ACTION ITEM: Each of the entries beneath this task should be written out exactly.

□ □ □ □ □

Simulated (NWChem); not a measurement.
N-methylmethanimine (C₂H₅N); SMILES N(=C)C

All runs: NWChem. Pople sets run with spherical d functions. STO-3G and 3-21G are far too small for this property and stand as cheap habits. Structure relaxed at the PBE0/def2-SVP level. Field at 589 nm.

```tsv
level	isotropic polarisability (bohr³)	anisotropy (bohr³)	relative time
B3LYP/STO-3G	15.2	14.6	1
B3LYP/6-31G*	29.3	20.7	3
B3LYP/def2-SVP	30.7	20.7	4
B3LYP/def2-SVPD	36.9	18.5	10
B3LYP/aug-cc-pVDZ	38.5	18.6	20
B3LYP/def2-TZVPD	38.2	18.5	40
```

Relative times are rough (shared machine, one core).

□ □ □ □ □

WORKED SOLUTION:
Simulated (NWChem); not a measurement.
N-methylmethanimine (C₂H₅N); SMILES N(=C)C

All runs: NWChem. Pople sets run with spherical d functions. STO-3G and 3-21G are far too small for this property and stand as cheap habits. Structure relaxed at the PBE0/def2-SVP level. Field at 589 nm.

```tsv
level	isotropic polarisability (bohr³)	anisotropy (bohr³)	relative time
B3LYP/STO-3G	15.2	14.6	1
B3LYP/6-31G*	29.3	20.7	3
B3LYP/def2-SVP	30.7	20.7	4
B3LYP/def2-SVPD	36.9	18.5	10
B3LYP/aug-cc-pVDZ	38.5	18.6	20
B3LYP/def2-TZVPD	38.2	18.5	40
```

Relative times are rough (shared machine, one core).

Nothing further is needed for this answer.